**Requirement:** With nothing added and nothing dropped, copy the entire listing.

**Material supplied:**
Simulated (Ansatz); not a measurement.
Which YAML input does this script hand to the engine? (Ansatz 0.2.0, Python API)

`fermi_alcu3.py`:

**Response box:**
Simulated (Ansatz); not a measurement.
Which YAML input does this script hand to the engine? (Ansatz 0.2.0, Python API)

`fermi_alcu3.py`:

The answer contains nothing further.